#### ASSIGNED TASK:
From the records below, extract only the lines running from the line with "Potentials or basis: VASP" to the line with "of this run.", both lines included, reproducing them exactly.

· · · · ·
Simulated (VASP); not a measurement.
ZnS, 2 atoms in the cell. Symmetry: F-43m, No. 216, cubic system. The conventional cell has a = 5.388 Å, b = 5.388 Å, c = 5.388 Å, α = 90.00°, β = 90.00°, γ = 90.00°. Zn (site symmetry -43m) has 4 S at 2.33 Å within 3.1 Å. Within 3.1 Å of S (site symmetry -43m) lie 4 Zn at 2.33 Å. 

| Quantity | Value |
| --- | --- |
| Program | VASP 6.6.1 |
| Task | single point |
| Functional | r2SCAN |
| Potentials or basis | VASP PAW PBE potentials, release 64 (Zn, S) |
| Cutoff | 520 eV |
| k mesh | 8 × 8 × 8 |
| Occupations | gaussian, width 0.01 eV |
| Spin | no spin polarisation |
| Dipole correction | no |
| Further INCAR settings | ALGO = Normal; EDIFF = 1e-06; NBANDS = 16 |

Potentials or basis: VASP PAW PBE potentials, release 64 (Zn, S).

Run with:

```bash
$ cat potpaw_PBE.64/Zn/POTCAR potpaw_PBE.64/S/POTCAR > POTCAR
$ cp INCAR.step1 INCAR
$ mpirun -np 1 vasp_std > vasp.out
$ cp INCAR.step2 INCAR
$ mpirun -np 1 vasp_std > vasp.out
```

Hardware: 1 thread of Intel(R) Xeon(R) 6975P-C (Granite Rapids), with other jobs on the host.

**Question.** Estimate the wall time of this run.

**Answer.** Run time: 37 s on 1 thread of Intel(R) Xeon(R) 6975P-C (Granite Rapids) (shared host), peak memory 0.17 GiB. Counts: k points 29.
· · · · ·

#### EXERCISE RESPONSE:
Potentials or basis: VASP PAW PBE potentials, release 64 (Zn, S).

Run with:

```bash
$ cat potpaw_PBE.64/Zn/POTCAR potpaw_PBE.64/S/POTCAR > POTCAR
$ cp INCAR.step1 INCAR
$ mpirun -np 1 vasp_std > vasp.out
$ cp INCAR.step2 INCAR
$ mpirun -np 1 vasp_std > vasp.out
```

Hardware: 1 thread of Intel(R) Xeon(R) 6975P-C (Granite Rapids), with other jobs on the host.

**Question.** Estimate the wall time of this run.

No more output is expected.